## RECORD SET
+ + + + +

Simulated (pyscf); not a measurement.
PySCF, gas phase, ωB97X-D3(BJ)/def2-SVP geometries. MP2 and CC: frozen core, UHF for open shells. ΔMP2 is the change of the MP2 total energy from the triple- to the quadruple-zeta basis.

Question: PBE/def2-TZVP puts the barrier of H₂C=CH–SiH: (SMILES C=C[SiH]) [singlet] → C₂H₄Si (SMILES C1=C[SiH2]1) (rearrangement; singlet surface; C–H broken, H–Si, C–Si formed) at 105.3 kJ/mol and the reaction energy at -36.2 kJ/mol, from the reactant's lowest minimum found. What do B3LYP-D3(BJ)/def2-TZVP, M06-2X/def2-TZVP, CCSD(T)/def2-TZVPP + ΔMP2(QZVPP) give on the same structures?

+ + + + +

## TASK ITEM
Nothing should be changed: write out all of the data as is.

## WORKED SOLUTION
Simulated (pyscf); not a measurement.
PySCF, gas phase, ωB97X-D3(BJ)/def2-SVP geometries. MP2 and CC: frozen core, UHF for open shells. ΔMP2 is the change of the MP2 total energy from the triple- to the quadruple-zeta basis.

Question: PBE/def2-TZVP puts the barrier of H₂C=CH–SiH: (SMILES C=C[SiH]) [singlet] → C₂H₄Si (SMILES C1=C[SiH2]1) (rearrangement; singlet surface; C–H broken, H–Si, C–Si formed) at 105.3 kJ/mol and the reaction energy at -36.2 kJ/mol, from the reactant's lowest minimum found. What do B3LYP-D3(BJ)/def2-TZVP, M06-2X/def2-TZVP, CCSD(T)/def2-TZVPP + ΔMP2(QZVPP) give on the same structures?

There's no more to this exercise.